## Work order
Nothing should be left out: output all of the entries exactly.

╭──

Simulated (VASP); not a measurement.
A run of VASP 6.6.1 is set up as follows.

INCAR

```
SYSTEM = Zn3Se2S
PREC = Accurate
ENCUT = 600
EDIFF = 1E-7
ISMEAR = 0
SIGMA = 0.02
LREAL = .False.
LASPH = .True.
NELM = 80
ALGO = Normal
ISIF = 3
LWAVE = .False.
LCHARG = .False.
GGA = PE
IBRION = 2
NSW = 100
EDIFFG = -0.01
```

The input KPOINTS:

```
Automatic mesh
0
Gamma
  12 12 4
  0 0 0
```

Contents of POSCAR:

╰──

## Exercise answer
Simulated (VASP); not a measurement.
A run of VASP 6.6.1 is set up as follows.

INCAR

```
SYSTEM = Zn3Se2S
PREC = Accurate
ENCUT = 600
EDIFF = 1E-7
ISMEAR = 0
SIGMA = 0.02
LREAL = .False.
LASPH = .True.
NELM = 80
ALGO = Normal
ISIF = 3
LWAVE = .False.
LCHARG = .False.
GGA = PE
IBRION = 2
NSW = 100
EDIFFG = -0.01
```

The input KPOINTS:

```
Automatic mesh
0
Gamma
  12 12 4
  0 0 0
```

Contents of POSCAR:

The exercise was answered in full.